[Given entries]

_____

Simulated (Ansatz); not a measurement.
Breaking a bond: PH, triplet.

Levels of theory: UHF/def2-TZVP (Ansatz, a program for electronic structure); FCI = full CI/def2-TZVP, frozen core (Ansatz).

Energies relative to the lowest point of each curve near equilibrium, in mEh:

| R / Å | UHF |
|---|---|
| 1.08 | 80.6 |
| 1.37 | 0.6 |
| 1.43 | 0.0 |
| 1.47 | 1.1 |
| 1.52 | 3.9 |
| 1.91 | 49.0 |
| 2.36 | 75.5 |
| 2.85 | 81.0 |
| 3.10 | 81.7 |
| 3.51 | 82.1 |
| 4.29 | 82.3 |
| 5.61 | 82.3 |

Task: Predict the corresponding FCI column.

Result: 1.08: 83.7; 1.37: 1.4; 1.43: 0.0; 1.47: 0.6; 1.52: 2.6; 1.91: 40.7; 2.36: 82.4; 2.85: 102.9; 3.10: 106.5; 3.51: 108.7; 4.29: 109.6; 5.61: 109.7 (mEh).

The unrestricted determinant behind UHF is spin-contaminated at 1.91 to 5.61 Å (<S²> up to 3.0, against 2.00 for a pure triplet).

_____

[Activity] Reproduce only what lies between the start of the listing above and the end of the line containing "Task: Predict the corresponding FCI column.", keeping every line exact.

[Your response]
Simulated (Ansatz); not a measurement.
Breaking a bond: PH, triplet.

Levels of theory: UHF/def2-TZVP (Ansatz, a program for electronic structure); FCI = full CI/def2-TZVP, frozen core (Ansatz).

Energies relative to the lowest point of each curve near equilibrium, in mEh:

| R / Å | UHF |
|---|---|
| 1.08 | 80.6 |
| 1.37 | 0.6 |
| 1.43 | 0.0 |
| 1.47 | 1.1 |
| 1.52 | 3.9 |
| 1.91 | 49.0 |
| 2.36 | 75.5 |
| 2.85 | 81.0 |
| 3.10 | 81.7 |
| 3.51 | 82.1 |
| 4.29 | 82.3 |
| 5.61 | 82.3 |

Task: Predict the corresponding FCI column.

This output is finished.